# # #

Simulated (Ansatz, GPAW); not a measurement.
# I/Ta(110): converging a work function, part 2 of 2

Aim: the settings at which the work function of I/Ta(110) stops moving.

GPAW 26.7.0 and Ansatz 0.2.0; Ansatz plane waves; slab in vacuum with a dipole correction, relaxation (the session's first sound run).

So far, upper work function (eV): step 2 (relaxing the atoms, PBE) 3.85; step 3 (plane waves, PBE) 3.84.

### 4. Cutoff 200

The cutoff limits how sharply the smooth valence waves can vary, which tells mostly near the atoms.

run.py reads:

# # #

▶ Required action:
Beginning with the line containing "So far, upper" and ending with the line containing "The cutoff limits", extract those lines exactly from the listing above, and only those.

▶ Task solution:
So far, upper work function (eV): step 2 (relaxing the atoms, PBE) 3.85; step 3 (plane waves, PBE) 3.84.

### 4. Cutoff 200

The cutoff limits how sharply the smooth valence waves can vary, which tells mostly near the atoms.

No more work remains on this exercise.